**Listed entries**:
------------------------------------------------

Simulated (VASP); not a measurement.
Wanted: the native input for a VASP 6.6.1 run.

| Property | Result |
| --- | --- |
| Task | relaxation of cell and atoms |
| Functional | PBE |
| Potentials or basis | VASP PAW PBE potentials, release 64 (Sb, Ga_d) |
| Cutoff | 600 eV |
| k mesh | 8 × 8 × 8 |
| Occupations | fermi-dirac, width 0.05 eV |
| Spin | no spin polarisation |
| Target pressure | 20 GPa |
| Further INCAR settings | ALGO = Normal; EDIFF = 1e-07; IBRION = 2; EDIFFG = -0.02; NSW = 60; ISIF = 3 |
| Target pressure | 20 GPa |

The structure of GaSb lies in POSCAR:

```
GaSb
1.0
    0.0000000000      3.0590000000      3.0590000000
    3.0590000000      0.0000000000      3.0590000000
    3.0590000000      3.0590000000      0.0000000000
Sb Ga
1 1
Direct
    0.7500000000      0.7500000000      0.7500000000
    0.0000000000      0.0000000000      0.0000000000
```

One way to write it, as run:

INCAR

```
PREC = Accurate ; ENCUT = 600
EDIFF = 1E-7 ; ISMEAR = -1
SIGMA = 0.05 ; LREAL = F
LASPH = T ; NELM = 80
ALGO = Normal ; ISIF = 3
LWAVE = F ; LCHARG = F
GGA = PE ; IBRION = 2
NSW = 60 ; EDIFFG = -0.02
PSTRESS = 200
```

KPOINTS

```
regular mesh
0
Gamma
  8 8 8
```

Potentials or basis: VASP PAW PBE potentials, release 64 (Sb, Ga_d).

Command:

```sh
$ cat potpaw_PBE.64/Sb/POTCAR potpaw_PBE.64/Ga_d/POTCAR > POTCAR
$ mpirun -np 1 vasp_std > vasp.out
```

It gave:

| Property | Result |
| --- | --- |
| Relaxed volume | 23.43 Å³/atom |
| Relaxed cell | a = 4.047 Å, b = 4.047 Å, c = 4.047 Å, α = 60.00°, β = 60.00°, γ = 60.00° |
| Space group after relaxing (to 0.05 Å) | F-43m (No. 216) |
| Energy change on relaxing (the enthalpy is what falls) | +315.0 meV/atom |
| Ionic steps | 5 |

------------------------------------------------

**Work instruction**: Write out exactly, please, the lines beginning at the start of the material and ending with the line that holds "spin polarisation |", both included.

**Result**:
Simulated (VASP); not a measurement.
Wanted: the native input for a VASP 6.6.1 run.

| Property | Result |
| --- | --- |
| Task | relaxation of cell and atoms |
| Functional | PBE |
| Potentials or basis | VASP PAW PBE potentials, release 64 (Sb, Ga_d) |
| Cutoff | 600 eV |
| k mesh | 8 × 8 × 8 |
| Occupations | fermi-dirac, width 0.05 eV |
| Spin | no spin polarisation |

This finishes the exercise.